═══ RECORDS SHOWN

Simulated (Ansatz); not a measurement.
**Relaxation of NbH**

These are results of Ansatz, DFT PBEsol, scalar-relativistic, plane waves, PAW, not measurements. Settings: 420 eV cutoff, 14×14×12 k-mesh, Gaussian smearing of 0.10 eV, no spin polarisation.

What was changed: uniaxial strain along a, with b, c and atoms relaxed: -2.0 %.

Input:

══════

» **ACTION ITEM**
Reproduce verbatim only the segment of the listing bounded by the line containing "These are results" and the line containing "What was changed: uniaxial", with both boundary lines included.

» **EXPECTED ANSWER**
These are results of Ansatz, DFT PBEsol, scalar-relativistic, plane waves, PAW, not measurements. Settings: 420 eV cutoff, 14×14×12 k-mesh, Gaussian smearing of 0.10 eV, no spin polarisation.

What was changed: uniaxial strain along a, with b, c and atoms relaxed: -2.0 %.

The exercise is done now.